INFORMATION:
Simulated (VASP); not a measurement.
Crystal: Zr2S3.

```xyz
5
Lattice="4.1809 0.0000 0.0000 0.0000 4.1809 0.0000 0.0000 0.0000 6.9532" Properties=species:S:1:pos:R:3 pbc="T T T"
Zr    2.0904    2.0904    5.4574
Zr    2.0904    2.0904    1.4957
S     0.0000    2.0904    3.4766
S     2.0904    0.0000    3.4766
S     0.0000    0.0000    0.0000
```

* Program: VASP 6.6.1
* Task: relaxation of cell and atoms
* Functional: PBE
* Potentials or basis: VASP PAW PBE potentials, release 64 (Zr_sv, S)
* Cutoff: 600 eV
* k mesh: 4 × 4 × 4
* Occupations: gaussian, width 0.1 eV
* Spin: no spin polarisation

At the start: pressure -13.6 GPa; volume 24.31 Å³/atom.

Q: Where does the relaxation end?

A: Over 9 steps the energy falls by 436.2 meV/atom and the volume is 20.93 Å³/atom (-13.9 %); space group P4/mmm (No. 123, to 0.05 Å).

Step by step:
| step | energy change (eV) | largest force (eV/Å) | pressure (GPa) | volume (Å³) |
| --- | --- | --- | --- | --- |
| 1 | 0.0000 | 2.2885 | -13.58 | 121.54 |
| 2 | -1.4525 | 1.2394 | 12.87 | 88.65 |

ACTIVITY: Your job is to set down the whole listing a second time, exactly.

EXERCISE OUTPUT:
Simulated (VASP); not a measurement.
Crystal: Zr2S3.

```xyz
5
Lattice="4.1809 0.0000 0.0000 0.0000 4.1809 0.0000 0.0000 0.0000 6.9532" Properties=species:S:1:pos:R:3 pbc="T T T"
Zr    2.0904    2.0904    5.4574
Zr    2.0904    2.0904    1.4957
S     0.0000    2.0904    3.4766
S     2.0904    0.0000    3.4766
S     0.0000    0.0000    0.0000
```

* Program: VASP 6.6.1
* Task: relaxation of cell and atoms
* Functional: PBE
* Potentials or basis: VASP PAW PBE potentials, release 64 (Zr_sv, S)
* Cutoff: 600 eV
* k mesh: 4 × 4 × 4
* Occupations: gaussian, width 0.1 eV
* Spin: no spin polarisation

At the start: pressure -13.6 GPa; volume 24.31 Å³/atom.

Q: Where does the relaxation end?

A: Over 9 steps the energy falls by 436.2 meV/atom and the volume is 20.93 Å³/atom (-13.9 %); space group P4/mmm (No. 123, to 0.05 Å).

Step by step:
| step | energy change (eV) | largest force (eV/Å) | pressure (GPa) | volume (Å³) |
| --- | --- | --- | --- | --- |
| 1 | 0.0000 | 2.2885 | -13.58 | 121.54 |
| 2 | -1.4525 | 1.2394 | 12.87 | 88.65 |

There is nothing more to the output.